» Record excerpts
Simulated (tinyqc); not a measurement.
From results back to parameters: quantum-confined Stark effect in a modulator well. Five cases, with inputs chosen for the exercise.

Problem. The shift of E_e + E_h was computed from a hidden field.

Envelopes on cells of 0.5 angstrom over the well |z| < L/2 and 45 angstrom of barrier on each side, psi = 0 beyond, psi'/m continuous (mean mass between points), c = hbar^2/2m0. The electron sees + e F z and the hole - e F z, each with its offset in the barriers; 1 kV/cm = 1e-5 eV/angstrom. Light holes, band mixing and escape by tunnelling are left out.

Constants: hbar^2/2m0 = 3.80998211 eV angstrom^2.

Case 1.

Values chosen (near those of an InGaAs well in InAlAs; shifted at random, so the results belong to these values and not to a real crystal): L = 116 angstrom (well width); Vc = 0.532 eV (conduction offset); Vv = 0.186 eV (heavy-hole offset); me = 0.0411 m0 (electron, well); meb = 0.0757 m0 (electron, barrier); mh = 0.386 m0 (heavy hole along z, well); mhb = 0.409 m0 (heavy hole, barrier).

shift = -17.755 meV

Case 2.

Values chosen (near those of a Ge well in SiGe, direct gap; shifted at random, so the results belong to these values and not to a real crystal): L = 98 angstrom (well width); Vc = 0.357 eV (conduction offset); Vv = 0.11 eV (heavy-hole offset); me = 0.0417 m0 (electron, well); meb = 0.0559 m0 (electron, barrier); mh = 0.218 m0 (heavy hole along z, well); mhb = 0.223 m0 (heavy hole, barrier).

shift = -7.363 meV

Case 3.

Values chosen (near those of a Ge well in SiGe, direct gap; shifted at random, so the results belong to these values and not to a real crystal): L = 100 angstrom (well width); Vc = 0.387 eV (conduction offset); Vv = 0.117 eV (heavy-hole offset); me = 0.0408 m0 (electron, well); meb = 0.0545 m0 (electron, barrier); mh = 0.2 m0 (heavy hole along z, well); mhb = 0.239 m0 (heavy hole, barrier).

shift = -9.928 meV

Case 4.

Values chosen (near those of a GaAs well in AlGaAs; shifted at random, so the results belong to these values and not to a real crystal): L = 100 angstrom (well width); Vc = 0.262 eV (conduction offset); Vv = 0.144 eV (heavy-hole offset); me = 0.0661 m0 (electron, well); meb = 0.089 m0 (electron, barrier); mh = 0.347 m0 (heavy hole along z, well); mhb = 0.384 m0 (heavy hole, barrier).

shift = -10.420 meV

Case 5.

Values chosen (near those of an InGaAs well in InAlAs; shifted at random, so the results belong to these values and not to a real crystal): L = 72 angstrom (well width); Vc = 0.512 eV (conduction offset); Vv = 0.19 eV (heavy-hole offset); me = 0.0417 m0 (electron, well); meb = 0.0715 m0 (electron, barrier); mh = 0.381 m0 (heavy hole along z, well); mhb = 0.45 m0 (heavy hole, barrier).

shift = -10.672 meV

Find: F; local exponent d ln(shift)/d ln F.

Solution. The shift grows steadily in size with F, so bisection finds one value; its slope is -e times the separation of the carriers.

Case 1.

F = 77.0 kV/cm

» Brief
Lines after the one containing "Problem. The shift" are not wanted; repeat exactly each line above from the first up to and including it.

» Result
Simulated (tinyqc); not a measurement.
From results back to parameters: quantum-confined Stark effect in a modulator well. Five cases, with inputs chosen for the exercise.

Problem. The shift of E_e + E_h was computed from a hidden field.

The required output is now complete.